From the first line through the one containing "Quantum ESPRESSO 7.5;", restate the listing word for word, and give no other lines.

### DATA

****************

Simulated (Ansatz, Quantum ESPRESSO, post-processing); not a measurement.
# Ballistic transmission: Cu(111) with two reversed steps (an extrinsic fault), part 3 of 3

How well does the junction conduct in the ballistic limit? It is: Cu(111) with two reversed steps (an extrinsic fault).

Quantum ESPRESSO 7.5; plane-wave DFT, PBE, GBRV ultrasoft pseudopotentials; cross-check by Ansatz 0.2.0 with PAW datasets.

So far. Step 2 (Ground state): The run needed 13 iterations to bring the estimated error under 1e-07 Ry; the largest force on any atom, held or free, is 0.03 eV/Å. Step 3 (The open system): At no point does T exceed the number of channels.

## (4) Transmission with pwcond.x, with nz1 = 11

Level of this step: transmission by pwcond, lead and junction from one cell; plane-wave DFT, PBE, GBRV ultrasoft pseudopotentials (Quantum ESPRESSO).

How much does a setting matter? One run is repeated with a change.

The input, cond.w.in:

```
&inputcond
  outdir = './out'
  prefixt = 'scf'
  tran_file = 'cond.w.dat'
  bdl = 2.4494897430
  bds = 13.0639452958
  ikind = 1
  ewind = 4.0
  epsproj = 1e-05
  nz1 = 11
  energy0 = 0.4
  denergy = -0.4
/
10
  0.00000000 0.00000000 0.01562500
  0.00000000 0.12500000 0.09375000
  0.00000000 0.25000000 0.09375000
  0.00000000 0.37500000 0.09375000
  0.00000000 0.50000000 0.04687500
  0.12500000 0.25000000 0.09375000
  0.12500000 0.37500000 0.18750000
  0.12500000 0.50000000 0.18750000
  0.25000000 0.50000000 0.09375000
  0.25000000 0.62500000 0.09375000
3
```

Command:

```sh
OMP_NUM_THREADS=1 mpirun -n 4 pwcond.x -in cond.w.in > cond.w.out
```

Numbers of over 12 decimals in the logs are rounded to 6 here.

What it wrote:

****************

### RESPONSE
Simulated (Ansatz, Quantum ESPRESSO, post-processing); not a measurement.
# Ballistic transmission: Cu(111) with two reversed steps (an extrinsic fault), part 3 of 3

How well does the junction conduct in the ballistic limit? It is: Cu(111) with two reversed steps (an extrinsic fault).

Quantum ESPRESSO 7.5; plane-wave DFT, PBE, GBRV ultrasoft pseudopotentials; cross-check by Ansatz 0.2.0 with PAW datasets.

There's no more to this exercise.